* _BRIEF_: Using the listing below, retype exactly the lines starting at the one with "Quantity | Value |" and ending at the one with "Answer: gap on", and include both.

── DATA RECORDS
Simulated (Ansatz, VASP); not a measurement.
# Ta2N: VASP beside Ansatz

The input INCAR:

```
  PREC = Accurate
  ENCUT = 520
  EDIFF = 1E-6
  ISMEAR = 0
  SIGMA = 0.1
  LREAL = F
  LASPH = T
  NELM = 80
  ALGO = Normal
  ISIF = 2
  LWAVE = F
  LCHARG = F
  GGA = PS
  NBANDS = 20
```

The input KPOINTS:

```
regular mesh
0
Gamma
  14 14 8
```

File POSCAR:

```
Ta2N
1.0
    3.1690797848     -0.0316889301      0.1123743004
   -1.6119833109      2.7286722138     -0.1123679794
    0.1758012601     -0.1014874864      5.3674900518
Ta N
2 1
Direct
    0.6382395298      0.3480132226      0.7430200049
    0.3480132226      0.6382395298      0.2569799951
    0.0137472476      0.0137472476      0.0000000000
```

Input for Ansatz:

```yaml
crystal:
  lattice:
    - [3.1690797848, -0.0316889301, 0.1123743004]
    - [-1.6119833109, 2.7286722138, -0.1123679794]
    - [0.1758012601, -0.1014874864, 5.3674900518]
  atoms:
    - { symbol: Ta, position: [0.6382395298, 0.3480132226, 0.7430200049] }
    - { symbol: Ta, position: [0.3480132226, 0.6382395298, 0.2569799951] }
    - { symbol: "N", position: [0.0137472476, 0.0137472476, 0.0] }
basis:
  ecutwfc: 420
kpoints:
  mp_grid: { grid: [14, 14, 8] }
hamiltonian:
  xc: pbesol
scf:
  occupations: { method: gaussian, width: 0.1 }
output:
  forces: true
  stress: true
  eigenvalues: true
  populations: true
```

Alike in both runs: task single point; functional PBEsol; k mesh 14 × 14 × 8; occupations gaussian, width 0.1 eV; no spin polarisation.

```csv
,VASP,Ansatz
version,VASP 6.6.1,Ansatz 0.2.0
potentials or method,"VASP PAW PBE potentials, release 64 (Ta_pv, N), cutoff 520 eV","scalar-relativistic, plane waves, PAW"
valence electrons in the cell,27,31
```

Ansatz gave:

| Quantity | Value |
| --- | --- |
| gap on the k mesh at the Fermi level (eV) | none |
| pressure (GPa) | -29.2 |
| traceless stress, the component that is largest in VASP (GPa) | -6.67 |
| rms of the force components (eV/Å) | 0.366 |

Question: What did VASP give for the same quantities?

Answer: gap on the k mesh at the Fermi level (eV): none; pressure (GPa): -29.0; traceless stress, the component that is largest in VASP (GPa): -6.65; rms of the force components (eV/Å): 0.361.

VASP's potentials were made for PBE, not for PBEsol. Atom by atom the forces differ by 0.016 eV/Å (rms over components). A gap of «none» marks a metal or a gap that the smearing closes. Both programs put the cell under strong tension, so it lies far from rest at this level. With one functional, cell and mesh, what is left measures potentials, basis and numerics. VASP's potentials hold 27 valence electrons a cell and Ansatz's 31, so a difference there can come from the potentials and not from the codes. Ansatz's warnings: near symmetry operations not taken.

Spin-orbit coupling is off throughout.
────

* _EXERCISE ANSWER_:
| Quantity | Value |
| --- | --- |
| gap on the k mesh at the Fermi level (eV) | none |
| pressure (GPa) | -29.2 |
| traceless stress, the component that is largest in VASP (GPa) | -6.67 |
| rms of the force components (eV/Å) | 0.366 |

Question: What did VASP give for the same quantities?

Answer: gap on the k mesh at the Fermi level (eV): none; pressure (GPa): -29.0; traceless stress, the component that is largest in VASP (GPa): -6.65; rms of the force components (eV/Å): 0.361.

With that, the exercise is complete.